+++ Records provided

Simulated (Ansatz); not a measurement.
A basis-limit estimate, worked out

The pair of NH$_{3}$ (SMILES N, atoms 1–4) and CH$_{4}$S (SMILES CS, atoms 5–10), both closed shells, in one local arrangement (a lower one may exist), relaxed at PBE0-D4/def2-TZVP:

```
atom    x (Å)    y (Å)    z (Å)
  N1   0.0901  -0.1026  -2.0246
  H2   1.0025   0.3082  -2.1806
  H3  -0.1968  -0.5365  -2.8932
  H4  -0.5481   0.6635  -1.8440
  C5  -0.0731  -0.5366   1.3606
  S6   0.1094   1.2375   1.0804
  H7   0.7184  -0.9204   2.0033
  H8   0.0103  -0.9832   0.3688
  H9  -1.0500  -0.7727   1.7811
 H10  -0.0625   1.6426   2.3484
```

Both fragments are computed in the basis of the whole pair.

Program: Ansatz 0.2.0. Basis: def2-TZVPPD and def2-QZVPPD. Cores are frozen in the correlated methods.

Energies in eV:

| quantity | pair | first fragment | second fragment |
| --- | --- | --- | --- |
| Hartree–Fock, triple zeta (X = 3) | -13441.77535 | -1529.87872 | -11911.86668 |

++++++

Work task:
Please restate, word for word, the lines of the entries that run from the first line through the one holding "Program: Ansatz 0.2.0.", and add nothing.

Exercise result:
Simulated (Ansatz); not a measurement.
A basis-limit estimate, worked out

The pair of NH$_{3}$ (SMILES N, atoms 1–4) and CH$_{4}$S (SMILES CS, atoms 5–10), both closed shells, in one local arrangement (a lower one may exist), relaxed at PBE0-D4/def2-TZVP:

```
atom    x (Å)    y (Å)    z (Å)
  N1   0.0901  -0.1026  -2.0246
  H2   1.0025   0.3082  -2.1806
  H3  -0.1968  -0.5365  -2.8932
  H4  -0.5481   0.6635  -1.8440
  C5  -0.0731  -0.5366   1.3606
  S6   0.1094   1.2375   1.0804
  H7   0.7184  -0.9204   2.0033
  H8   0.0103  -0.9832   0.3688
  H9  -1.0500  -0.7727   1.7811
 H10  -0.0625   1.6426   2.3484
```

Both fragments are computed in the basis of the whole pair.

Program: Ansatz 0.2.0. Basis: def2-TZVPPD and def2-QZVPPD. Cores are frozen in the correlated methods.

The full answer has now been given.